▶ _Assigned task_: Working from the entries below, give again each line from the first through the one containing "Ansatz 0.2.0 |", exactly and with nothing else.

▶ _Record set_:
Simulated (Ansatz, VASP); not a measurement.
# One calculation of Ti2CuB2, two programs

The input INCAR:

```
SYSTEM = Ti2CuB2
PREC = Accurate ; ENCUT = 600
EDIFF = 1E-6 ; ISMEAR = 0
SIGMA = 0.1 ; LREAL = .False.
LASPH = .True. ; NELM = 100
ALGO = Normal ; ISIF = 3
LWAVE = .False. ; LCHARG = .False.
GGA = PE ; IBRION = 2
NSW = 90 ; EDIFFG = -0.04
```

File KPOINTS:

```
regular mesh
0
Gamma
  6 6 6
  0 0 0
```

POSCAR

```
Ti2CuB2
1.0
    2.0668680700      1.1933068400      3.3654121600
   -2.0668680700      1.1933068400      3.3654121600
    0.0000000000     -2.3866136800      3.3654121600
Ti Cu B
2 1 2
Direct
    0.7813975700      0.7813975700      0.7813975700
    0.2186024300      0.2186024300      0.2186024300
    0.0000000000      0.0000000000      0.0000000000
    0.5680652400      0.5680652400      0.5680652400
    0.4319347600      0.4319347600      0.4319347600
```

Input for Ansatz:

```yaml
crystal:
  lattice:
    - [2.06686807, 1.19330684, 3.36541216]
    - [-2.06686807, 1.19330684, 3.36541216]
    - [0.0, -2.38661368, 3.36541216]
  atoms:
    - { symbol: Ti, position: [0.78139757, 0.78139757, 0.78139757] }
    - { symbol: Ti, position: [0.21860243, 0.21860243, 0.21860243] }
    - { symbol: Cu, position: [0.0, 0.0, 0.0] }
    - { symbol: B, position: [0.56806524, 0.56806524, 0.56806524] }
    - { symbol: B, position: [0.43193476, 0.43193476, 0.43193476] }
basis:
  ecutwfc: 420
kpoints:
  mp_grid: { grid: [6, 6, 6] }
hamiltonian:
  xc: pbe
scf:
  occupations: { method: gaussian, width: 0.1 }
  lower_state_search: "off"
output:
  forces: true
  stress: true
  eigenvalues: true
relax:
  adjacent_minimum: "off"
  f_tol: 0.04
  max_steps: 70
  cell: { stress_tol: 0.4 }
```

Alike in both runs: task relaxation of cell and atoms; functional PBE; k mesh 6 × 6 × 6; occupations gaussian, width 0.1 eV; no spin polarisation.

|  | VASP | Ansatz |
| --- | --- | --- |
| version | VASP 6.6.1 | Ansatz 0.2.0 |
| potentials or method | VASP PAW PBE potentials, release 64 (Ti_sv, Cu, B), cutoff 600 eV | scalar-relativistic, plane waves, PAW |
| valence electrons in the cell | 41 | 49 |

▶ _Task result_:
Simulated (Ansatz, VASP); not a measurement.
# One calculation of Ti2CuB2, two programs

The input INCAR:

```
SYSTEM = Ti2CuB2
PREC = Accurate ; ENCUT = 600
EDIFF = 1E-6 ; ISMEAR = 0
SIGMA = 0.1 ; LREAL = .False.
LASPH = .True. ; NELM = 100
ALGO = Normal ; ISIF = 3
LWAVE = .False. ; LCHARG = .False.
GGA = PE ; IBRION = 2
NSW = 90 ; EDIFFG = -0.04
```

File KPOINTS:

```
regular mesh
0
Gamma
  6 6 6
  0 0 0
```

POSCAR

```
Ti2CuB2
1.0
    2.0668680700      1.1933068400      3.3654121600
   -2.0668680700      1.1933068400      3.3654121600
    0.0000000000     -2.3866136800      3.3654121600
Ti Cu B
2 1 2
Direct
    0.7813975700      0.7813975700      0.7813975700
    0.2186024300      0.2186024300      0.2186024300
    0.0000000000      0.0000000000      0.0000000000
    0.5680652400      0.5680652400      0.5680652400
    0.4319347600      0.4319347600      0.4319347600
```

Input for Ansatz:

```yaml
crystal:
  lattice:
    - [2.06686807, 1.19330684, 3.36541216]
    - [-2.06686807, 1.19330684, 3.36541216]
    - [0.0, -2.38661368, 3.36541216]
  atoms:
    - { symbol: Ti, position: [0.78139757, 0.78139757, 0.78139757] }
    - { symbol: Ti, position: [0.21860243, 0.21860243, 0.21860243] }
    - { symbol: Cu, position: [0.0, 0.0, 0.0] }
    - { symbol: B, position: [0.56806524, 0.56806524, 0.56806524] }
    - { symbol: B, position: [0.43193476, 0.43193476, 0.43193476] }
basis:
  ecutwfc: 420
kpoints:
  mp_grid: { grid: [6, 6, 6] }
hamiltonian:
  xc: pbe
scf:
  occupations: { method: gaussian, width: 0.1 }
  lower_state_search: "off"
output:
  forces: true
  stress: true
  eigenvalues: true
relax:
  adjacent_minimum: "off"
  f_tol: 0.04
  max_steps: 70
  cell: { stress_tol: 0.4 }
```

Alike in both runs: task relaxation of cell and atoms; functional PBE; k mesh 6 × 6 × 6; occupations gaussian, width 0.1 eV; no spin polarisation.

|  | VASP | Ansatz |
| --- | --- | --- |
| version | VASP 6.6.1 | Ansatz 0.2.0 |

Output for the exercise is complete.